* **ASSIGNMENT**
Transcribe every line of the entries exactly.

* **RECORD EXTRACTS**
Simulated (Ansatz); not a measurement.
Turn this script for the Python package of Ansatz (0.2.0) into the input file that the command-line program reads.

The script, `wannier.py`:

* **RESPONSE BOX**
Simulated (Ansatz); not a measurement.
Turn this script for the Python package of Ansatz (0.2.0) into the input file that the command-line program reads.

The script, `wannier.py`:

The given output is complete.